▸ INFORMATION PROVIDED:
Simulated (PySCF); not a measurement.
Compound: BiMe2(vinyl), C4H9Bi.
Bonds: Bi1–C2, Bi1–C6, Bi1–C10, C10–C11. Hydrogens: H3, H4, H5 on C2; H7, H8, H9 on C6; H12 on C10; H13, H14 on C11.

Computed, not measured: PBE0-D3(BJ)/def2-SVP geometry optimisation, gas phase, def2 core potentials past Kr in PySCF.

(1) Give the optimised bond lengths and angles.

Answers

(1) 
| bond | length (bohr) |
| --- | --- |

▸ BRIEF: Return the records in full. Omit nothing.

▸ PROBLEM SOLUTION:
Simulated (PySCF); not a measurement.
Compound: BiMe2(vinyl), C4H9Bi.
Bonds: Bi1–C2, Bi1–C6, Bi1–C10, C10–C11. Hydrogens: H3, H4, H5 on C2; H7, H8, H9 on C6; H12 on C10; H13, H14 on C11.

Computed, not measured: PBE0-D3(BJ)/def2-SVP geometry optimisation, gas phase, def2 core potentials past Kr in PySCF.

(1) Give the optimised bond lengths and angles.

Answers

(1) 
| bond | length (bohr) |
| --- | --- |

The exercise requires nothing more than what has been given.